>>

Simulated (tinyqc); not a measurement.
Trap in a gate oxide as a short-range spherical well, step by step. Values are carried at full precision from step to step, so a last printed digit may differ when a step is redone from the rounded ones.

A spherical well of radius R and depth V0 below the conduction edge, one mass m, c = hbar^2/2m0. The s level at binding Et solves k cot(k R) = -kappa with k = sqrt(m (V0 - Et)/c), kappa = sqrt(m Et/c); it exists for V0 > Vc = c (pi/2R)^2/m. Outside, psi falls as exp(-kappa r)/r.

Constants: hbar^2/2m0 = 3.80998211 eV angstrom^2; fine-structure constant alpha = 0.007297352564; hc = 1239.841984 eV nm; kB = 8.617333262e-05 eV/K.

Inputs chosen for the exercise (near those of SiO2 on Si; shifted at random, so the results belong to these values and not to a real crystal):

<<

# Exercise:
Repeat, word for word, all the lines above.

# Reply:
Simulated (tinyqc); not a measurement.
Trap in a gate oxide as a short-range spherical well, step by step. Values are carried at full precision from step to step, so a last printed digit may differ when a step is redone from the rounded ones.

A spherical well of radius R and depth V0 below the conduction edge, one mass m, c = hbar^2/2m0. The s level at binding Et solves k cot(k R) = -kappa with k = sqrt(m (V0 - Et)/c), kappa = sqrt(m Et/c); it exists for V0 > Vc = c (pi/2R)^2/m. Outside, psi falls as exp(-kappa r)/r.

Constants: hbar^2/2m0 = 3.80998211 eV angstrom^2; fine-structure constant alpha = 0.007297352564; hc = 1239.841984 eV nm; kB = 8.617333262e-05 eV/K.

Inputs chosen for the exercise (near those of SiO2 on Si; shifted at random, so the results belong to these values and not to a real crystal):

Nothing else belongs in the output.